■ Data records ■
--

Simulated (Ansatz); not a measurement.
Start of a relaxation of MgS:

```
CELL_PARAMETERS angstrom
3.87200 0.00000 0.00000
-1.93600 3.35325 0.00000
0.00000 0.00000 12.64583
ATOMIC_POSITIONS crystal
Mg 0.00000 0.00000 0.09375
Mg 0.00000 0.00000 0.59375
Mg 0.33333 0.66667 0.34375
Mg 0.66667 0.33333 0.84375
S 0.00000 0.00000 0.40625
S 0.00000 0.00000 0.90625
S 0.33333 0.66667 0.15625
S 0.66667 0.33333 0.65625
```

--

Restate the entries above, keeping every word intact.

Simulated (Ansatz); not a measurement.
Start of a relaxation of MgS:

```
CELL_PARAMETERS angstrom
3.87200 0.00000 0.00000
-1.93600 3.35325 0.00000
0.00000 0.00000 12.64583
ATOMIC_POSITIONS crystal
Mg 0.00000 0.00000 0.09375
Mg 0.00000 0.00000 0.59375
Mg 0.33333 0.66667 0.34375
Mg 0.66667 0.33333 0.84375
S 0.00000 0.00000 0.40625
S 0.00000 0.00000 0.90625
S 0.33333 0.66667 0.15625
S 0.66667 0.33333 0.65625
```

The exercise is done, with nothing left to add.